:: DATA EXCERPTS ::
=== Section Start ===

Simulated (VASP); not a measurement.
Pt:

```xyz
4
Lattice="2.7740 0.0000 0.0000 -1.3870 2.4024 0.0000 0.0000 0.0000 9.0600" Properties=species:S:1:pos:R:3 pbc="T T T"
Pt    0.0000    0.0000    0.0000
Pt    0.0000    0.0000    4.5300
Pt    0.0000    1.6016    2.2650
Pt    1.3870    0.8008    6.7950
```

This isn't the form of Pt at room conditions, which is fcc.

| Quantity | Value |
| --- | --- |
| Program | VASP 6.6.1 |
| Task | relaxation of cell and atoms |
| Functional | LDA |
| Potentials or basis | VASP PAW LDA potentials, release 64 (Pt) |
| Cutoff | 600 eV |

=== Section End ===

:: EXERCISE ::
The records above need to be output again, verbatim.

:: WRITTEN SOLUTION ::
Simulated (VASP); not a measurement.
Pt:

```xyz
4
Lattice="2.7740 0.0000 0.0000 -1.3870 2.4024 0.0000 0.0000 0.0000 9.0600" Properties=species:S:1:pos:R:3 pbc="T T T"
Pt    0.0000    0.0000    0.0000
Pt    0.0000    0.0000    4.5300
Pt    0.0000    1.6016    2.2650
Pt    1.3870    0.8008    6.7950
```

This isn't the form of Pt at room conditions, which is fcc.

| Quantity | Value |
| --- | --- |
| Program | VASP 6.6.1 |
| Task | relaxation of cell and atoms |
| Functional | LDA |
| Potentials or basis | VASP PAW LDA potentials, release 64 (Pt) |
| Cutoff | 600 eV |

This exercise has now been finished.